- [Work instruction] Would you transcribe all of the data exactly, down to the last character?

- [Given records]
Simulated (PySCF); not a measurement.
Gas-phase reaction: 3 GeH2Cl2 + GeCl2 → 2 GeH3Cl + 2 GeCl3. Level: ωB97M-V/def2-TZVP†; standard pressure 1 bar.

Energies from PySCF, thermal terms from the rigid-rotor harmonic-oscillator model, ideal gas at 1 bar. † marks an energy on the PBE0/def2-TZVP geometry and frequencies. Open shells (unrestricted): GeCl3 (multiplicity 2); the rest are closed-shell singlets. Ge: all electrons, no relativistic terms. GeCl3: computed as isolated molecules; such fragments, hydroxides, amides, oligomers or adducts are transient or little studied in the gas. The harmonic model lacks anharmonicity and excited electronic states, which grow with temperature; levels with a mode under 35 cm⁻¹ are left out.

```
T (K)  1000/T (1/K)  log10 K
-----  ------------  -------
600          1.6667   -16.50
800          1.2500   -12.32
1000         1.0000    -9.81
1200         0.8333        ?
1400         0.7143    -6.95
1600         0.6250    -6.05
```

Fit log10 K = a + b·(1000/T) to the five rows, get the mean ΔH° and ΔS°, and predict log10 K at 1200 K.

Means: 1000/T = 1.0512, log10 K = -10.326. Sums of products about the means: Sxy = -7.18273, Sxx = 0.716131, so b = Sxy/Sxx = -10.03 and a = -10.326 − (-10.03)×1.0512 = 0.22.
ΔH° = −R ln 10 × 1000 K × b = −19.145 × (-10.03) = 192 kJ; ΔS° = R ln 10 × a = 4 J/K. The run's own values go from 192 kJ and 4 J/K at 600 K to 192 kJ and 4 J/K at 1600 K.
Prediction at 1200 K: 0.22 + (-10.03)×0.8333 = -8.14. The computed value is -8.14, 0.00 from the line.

- [Answer box]
Simulated (PySCF); not a measurement.
Gas-phase reaction: 3 GeH2Cl2 + GeCl2 → 2 GeH3Cl + 2 GeCl3. Level: ωB97M-V/def2-TZVP†; standard pressure 1 bar.

Energies from PySCF, thermal terms from the rigid-rotor harmonic-oscillator model, ideal gas at 1 bar. † marks an energy on the PBE0/def2-TZVP geometry and frequencies. Open shells (unrestricted): GeCl3 (multiplicity 2); the rest are closed-shell singlets. Ge: all electrons, no relativistic terms. GeCl3: computed as isolated molecules; such fragments, hydroxides, amides, oligomers or adducts are transient or little studied in the gas. The harmonic model lacks anharmonicity and excited electronic states, which grow with temperature; levels with a mode under 35 cm⁻¹ are left out.

```
T (K)  1000/T (1/K)  log10 K
-----  ------------  -------
600          1.6667   -16.50
800          1.2500   -12.32
1000         1.0000    -9.81
1200         0.8333        ?
1400         0.7143    -6.95
1600         0.6250    -6.05
```

Fit log10 K = a + b·(1000/T) to the five rows, get the mean ΔH° and ΔS°, and predict log10 K at 1200 K.

Means: 1000/T = 1.0512, log10 K = -10.326. Sums of products about the means: Sxy = -7.18273, Sxx = 0.716131, so b = Sxy/Sxx = -10.03 and a = -10.326 − (-10.03)×1.0512 = 0.22.
ΔH° = −R ln 10 × 1000 K × b = −19.145 × (-10.03) = 192 kJ; ΔS° = R ln 10 × a = 4 J/K. The run's own values go from 192 kJ and 4 J/K at 600 K to 192 kJ and 4 J/K at 1600 K.
Prediction at 1200 K: 0.22 + (-10.03)×0.8333 = -8.14. The computed value is -8.14, 0.00 from the line.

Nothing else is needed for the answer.